# Supplied information
★ ★ ★ ★ ★ ★ ★
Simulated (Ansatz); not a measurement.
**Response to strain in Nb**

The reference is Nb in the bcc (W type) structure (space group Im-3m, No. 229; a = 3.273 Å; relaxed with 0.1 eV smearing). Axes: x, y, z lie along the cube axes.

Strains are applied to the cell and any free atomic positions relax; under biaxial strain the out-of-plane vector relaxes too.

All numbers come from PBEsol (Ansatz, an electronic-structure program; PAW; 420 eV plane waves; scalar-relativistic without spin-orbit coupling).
★ ★ ★ ★ ★ ★ ★

# Work order
Without changing anything, repeat the whole listing.

# Exercise solution
Simulated (Ansatz); not a measurement.
**Response to strain in Nb**

The reference is Nb in the bcc (W type) structure (space group Im-3m, No. 229; a = 3.273 Å; relaxed with 0.1 eV smearing). Axes: x, y, z lie along the cube axes.

Strains are applied to the cell and any free atomic positions relax; under biaxial strain the out-of-plane vector relaxes too.

All numbers come from PBEsol (Ansatz, an electronic-structure program; PAW; 420 eV plane waves; scalar-relativistic without spin-orbit coupling).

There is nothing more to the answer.